An exact copy of each record is required.

● ● ● ●

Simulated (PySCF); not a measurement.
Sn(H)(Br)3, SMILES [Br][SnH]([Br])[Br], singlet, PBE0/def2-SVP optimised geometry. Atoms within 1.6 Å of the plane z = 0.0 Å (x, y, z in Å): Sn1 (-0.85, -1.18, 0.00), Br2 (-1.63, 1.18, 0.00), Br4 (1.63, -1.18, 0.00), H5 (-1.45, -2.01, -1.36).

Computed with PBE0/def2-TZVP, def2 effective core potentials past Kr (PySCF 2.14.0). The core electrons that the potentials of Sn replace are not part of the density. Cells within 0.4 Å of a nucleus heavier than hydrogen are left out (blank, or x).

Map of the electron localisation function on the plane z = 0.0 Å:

● ● ● ●

◆ **WORKED SOLUTION**:
Simulated (PySCF); not a measurement.
Sn(H)(Br)3, SMILES [Br][SnH]([Br])[Br], singlet, PBE0/def2-SVP optimised geometry. Atoms within 1.6 Å of the plane z = 0.0 Å (x, y, z in Å): Sn1 (-0.85, -1.18, 0.00), Br2 (-1.63, 1.18, 0.00), Br4 (1.63, -1.18, 0.00), H5 (-1.45, -2.01, -1.36).

Computed with PBE0/def2-TZVP, def2 effective core potentials past Kr (PySCF 2.14.0). The core electrons that the potentials of Sn replace are not part of the density. Cells within 0.4 Å of a nucleus heavier than hydrogen are left out (blank, or x).

Map of the electron localisation function on the plane z = 0.0 Å:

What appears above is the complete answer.